**Requirement**
Could you transcribe all of the data word for word?

____ Dataset

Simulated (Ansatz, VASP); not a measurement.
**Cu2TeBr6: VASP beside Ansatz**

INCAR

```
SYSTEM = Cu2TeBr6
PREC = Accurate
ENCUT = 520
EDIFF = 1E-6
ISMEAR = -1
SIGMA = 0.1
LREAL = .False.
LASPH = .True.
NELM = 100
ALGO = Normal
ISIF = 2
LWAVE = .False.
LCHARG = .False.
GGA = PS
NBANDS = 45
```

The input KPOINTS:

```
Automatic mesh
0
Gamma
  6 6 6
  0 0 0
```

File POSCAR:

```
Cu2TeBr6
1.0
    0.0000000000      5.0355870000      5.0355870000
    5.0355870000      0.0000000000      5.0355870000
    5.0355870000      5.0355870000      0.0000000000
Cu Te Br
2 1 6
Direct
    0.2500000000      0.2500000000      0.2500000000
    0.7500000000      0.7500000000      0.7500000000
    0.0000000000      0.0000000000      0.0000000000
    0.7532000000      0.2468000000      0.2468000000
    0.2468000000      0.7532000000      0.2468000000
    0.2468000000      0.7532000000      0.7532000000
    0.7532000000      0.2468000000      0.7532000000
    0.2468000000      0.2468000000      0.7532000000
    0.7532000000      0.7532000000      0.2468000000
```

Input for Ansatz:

________

**Expected answer**
Simulated (Ansatz, VASP); not a measurement.
**Cu2TeBr6: VASP beside Ansatz**

INCAR

```
SYSTEM = Cu2TeBr6
PREC = Accurate
ENCUT = 520
EDIFF = 1E-6
ISMEAR = -1
SIGMA = 0.1
LREAL = .False.
LASPH = .True.
NELM = 100
ALGO = Normal
ISIF = 2
LWAVE = .False.
LCHARG = .False.
GGA = PS
NBANDS = 45
```

The input KPOINTS:

```
Automatic mesh
0
Gamma
  6 6 6
  0 0 0
```

File POSCAR:

```
Cu2TeBr6
1.0
    0.0000000000      5.0355870000      5.0355870000
    5.0355870000      0.0000000000      5.0355870000
    5.0355870000      5.0355870000      0.0000000000
Cu Te Br
2 1 6
Direct
    0.2500000000      0.2500000000      0.2500000000
    0.7500000000      0.7500000000      0.7500000000
    0.0000000000      0.0000000000      0.0000000000
    0.7532000000      0.2468000000      0.2468000000
    0.2468000000      0.7532000000      0.2468000000
    0.2468000000      0.7532000000      0.7532000000
    0.7532000000      0.2468000000      0.7532000000
    0.2468000000      0.2468000000      0.7532000000
    0.7532000000      0.7532000000      0.2468000000
```

Input for Ansatz:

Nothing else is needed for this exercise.